> Work task: Look through the records below for the line with "- Points are written as (first, second)." and the line with "62.4 | 67.1 |", then return those lines and all lines between, exactly.

> Dataset excerpts:
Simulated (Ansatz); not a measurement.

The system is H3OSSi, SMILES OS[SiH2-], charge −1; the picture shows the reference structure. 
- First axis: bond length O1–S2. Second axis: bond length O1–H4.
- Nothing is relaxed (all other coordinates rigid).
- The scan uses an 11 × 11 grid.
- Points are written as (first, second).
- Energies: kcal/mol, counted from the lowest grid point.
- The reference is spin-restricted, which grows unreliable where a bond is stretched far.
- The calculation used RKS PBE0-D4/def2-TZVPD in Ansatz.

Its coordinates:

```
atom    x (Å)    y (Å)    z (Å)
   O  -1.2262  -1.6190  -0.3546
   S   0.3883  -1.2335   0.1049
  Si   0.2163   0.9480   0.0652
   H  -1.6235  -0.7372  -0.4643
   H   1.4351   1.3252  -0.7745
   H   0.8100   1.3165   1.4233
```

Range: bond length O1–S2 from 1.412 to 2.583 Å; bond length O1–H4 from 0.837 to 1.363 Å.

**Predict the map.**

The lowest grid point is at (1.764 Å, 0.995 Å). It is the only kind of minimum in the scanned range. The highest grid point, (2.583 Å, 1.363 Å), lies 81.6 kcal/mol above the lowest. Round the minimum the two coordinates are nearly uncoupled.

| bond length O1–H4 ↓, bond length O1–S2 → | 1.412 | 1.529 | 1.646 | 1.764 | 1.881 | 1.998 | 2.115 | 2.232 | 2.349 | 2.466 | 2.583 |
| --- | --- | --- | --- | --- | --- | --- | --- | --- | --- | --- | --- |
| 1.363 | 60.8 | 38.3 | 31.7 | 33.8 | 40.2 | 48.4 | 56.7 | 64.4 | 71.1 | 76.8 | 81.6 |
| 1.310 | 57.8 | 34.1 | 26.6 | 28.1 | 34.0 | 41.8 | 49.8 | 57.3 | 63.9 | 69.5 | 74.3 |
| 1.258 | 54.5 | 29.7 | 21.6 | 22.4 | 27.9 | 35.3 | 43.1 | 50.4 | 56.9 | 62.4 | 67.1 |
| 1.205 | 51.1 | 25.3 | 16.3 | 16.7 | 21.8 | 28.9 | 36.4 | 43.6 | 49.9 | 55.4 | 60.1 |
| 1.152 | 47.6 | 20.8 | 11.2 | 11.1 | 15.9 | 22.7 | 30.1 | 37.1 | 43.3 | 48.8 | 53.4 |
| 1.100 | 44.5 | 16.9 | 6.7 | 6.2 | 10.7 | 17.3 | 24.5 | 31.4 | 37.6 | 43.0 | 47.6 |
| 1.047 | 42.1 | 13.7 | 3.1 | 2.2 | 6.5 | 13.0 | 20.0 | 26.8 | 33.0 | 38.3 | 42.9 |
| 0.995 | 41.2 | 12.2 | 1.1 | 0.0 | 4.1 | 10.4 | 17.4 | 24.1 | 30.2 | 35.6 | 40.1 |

> Exercise result:
- Points are written as (first, second).
- Energies: kcal/mol, counted from the lowest grid point.
- The reference is spin-restricted, which grows unreliable where a bond is stretched far.
- The calculation used RKS PBE0-D4/def2-TZVPD in Ansatz.

Its coordinates:

```
atom    x (Å)    y (Å)    z (Å)
   O  -1.2262  -1.6190  -0.3546
   S   0.3883  -1.2335   0.1049
  Si   0.2163   0.9480   0.0652
   H  -1.6235  -0.7372  -0.4643
   H   1.4351   1.3252  -0.7745
   H   0.8100   1.3165   1.4233
```

Range: bond length O1–S2 from 1.412 to 2.583 Å; bond length O1–H4 from 0.837 to 1.363 Å.

**Predict the map.**

The lowest grid point is at (1.764 Å, 0.995 Å). It is the only kind of minimum in the scanned range. The highest grid point, (2.583 Å, 1.363 Å), lies 81.6 kcal/mol above the lowest. Round the minimum the two coordinates are nearly uncoupled.

| bond length O1–H4 ↓, bond length O1–S2 → | 1.412 | 1.529 | 1.646 | 1.764 | 1.881 | 1.998 | 2.115 | 2.232 | 2.349 | 2.466 | 2.583 |
| --- | --- | --- | --- | --- | --- | --- | --- | --- | --- | --- | --- |
| 1.363 | 60.8 | 38.3 | 31.7 | 33.8 | 40.2 | 48.4 | 56.7 | 64.4 | 71.1 | 76.8 | 81.6 |
| 1.310 | 57.8 | 34.1 | 26.6 | 28.1 | 34.0 | 41.8 | 49.8 | 57.3 | 63.9 | 69.5 | 74.3 |
| 1.258 | 54.5 | 29.7 | 21.6 | 22.4 | 27.9 | 35.3 | 43.1 | 50.4 | 56.9 | 62.4 | 67.1 |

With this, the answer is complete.